-=-=-
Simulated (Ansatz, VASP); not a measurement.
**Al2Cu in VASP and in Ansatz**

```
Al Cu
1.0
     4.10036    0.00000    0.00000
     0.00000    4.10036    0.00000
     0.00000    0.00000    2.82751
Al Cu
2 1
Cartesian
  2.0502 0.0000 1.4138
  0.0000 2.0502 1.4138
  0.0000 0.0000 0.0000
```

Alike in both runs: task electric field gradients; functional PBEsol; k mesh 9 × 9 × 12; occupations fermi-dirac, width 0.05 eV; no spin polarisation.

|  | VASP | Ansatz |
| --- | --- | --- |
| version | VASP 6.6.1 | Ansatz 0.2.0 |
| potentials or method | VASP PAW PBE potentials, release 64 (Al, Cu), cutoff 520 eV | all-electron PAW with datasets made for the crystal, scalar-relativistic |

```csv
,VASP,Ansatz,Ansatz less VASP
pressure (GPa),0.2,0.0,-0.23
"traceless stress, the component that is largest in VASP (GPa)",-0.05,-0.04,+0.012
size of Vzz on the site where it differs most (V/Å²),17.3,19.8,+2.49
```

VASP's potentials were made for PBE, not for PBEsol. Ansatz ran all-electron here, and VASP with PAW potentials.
-=-=-

| Exercise |
Write out a verbatim copy of the data, beginning with its first line and ending with the line that contains "Ansatz 0.2.0 |".

| Exercise answer |
Simulated (Ansatz, VASP); not a measurement.
**Al2Cu in VASP and in Ansatz**

```
Al Cu
1.0
     4.10036    0.00000    0.00000
     0.00000    4.10036    0.00000
     0.00000    0.00000    2.82751
Al Cu
2 1
Cartesian
  2.0502 0.0000 1.4138
  0.0000 2.0502 1.4138
  0.0000 0.0000 0.0000
```

Alike in both runs: task electric field gradients; functional PBEsol; k mesh 9 × 9 × 12; occupations fermi-dirac, width 0.05 eV; no spin polarisation.

|  | VASP | Ansatz |
| --- | --- | --- |
| version | VASP 6.6.1 | Ansatz 0.2.0 |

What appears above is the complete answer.